------------------------------------------------
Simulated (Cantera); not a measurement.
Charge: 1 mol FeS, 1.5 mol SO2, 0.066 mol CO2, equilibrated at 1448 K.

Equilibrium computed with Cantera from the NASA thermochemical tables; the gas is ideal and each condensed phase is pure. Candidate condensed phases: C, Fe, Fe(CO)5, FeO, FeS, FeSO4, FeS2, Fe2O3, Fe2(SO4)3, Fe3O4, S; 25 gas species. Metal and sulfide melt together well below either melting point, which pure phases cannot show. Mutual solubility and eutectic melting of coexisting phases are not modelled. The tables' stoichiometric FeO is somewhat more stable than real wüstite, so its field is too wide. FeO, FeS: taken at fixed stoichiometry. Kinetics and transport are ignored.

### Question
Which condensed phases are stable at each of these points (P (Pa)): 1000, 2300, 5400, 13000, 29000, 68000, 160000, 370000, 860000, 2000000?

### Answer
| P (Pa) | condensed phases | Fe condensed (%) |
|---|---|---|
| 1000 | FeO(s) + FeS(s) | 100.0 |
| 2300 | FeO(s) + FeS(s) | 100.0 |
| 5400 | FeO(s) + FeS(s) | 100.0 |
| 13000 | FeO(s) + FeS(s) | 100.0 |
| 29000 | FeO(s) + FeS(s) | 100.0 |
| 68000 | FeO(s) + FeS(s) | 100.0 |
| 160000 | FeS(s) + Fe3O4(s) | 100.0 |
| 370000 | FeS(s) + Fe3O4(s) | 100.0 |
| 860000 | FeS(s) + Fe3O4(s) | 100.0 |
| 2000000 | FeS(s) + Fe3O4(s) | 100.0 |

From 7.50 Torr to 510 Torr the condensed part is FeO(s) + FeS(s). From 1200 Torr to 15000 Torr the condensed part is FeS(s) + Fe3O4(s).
------------------------------------------------

• WORK ORDER:
Each line from the first line of the listing through the line containing "Charge: 1 mol" must be set down exactly; no other line belongs in the answer.

• WRITTEN SOLUTION:
Simulated (Cantera); not a measurement.
Charge: 1 mol FeS, 1.5 mol SO2, 0.066 mol CO2, equilibrated at 1448 K.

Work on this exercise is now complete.